BEGIN Supplied material

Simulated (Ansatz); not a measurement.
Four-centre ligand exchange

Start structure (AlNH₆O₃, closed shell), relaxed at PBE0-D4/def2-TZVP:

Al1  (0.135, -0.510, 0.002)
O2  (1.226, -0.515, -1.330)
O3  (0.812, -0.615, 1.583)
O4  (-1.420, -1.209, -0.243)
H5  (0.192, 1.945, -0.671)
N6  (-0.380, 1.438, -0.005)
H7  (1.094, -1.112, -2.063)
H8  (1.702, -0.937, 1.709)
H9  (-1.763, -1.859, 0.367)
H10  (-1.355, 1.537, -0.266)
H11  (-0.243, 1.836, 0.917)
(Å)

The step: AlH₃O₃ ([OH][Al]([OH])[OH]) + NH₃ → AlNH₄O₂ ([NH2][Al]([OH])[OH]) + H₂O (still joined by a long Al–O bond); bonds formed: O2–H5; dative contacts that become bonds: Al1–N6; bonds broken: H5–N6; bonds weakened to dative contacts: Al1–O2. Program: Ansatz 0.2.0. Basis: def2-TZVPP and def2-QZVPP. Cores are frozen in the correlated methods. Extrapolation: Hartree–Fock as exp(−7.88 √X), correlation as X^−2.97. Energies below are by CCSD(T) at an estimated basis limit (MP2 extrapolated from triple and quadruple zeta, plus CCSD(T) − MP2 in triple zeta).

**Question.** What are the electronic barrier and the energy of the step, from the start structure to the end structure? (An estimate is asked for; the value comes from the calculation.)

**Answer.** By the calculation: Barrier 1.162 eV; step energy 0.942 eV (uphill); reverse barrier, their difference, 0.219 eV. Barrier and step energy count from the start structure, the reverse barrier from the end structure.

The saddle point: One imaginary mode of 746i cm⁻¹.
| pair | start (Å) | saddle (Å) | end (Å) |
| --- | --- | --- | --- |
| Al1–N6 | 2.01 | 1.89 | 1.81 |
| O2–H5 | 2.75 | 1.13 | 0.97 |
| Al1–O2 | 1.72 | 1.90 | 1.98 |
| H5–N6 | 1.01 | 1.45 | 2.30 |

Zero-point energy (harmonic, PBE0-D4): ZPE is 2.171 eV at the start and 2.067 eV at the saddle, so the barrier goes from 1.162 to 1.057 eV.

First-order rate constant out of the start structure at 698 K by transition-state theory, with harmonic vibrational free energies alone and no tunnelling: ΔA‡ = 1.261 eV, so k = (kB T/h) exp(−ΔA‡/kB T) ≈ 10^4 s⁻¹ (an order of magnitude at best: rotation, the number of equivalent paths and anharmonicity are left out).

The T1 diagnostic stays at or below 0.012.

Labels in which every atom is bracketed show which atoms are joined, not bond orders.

END Supplied material

Each line from the top of the records through the one with "from the calculation.)" should be returned exactly. Leave out everything else.

Simulated (Ansatz); not a measurement.
Four-centre ligand exchange

Start structure (AlNH₆O₃, closed shell), relaxed at PBE0-D4/def2-TZVP:

Al1  (0.135, -0.510, 0.002)
O2  (1.226, -0.515, -1.330)
O3  (0.812, -0.615, 1.583)
O4  (-1.420, -1.209, -0.243)
H5  (0.192, 1.945, -0.671)
N6  (-0.380, 1.438, -0.005)
H7  (1.094, -1.112, -2.063)
H8  (1.702, -0.937, 1.709)
H9  (-1.763, -1.859, 0.367)
H10  (-1.355, 1.537, -0.266)
H11  (-0.243, 1.836, 0.917)
(Å)

The step: AlH₃O₃ ([OH][Al]([OH])[OH]) + NH₃ → AlNH₄O₂ ([NH2][Al]([OH])[OH]) + H₂O (still joined by a long Al–O bond); bonds formed: O2–H5; dative contacts that become bonds: Al1–N6; bonds broken: H5–N6; bonds weakened to dative contacts: Al1–O2. Program: Ansatz 0.2.0. Basis: def2-TZVPP and def2-QZVPP. Cores are frozen in the correlated methods. Extrapolation: Hartree–Fock as exp(−7.88 √X), correlation as X^−2.97. Energies below are by CCSD(T) at an estimated basis limit (MP2 extrapolated from triple and quadruple zeta, plus CCSD(T) − MP2 in triple zeta).

**Question.** What are the electronic barrier and the energy of the step, from the start structure to the end structure? (An estimate is asked for; the value comes from the calculation.)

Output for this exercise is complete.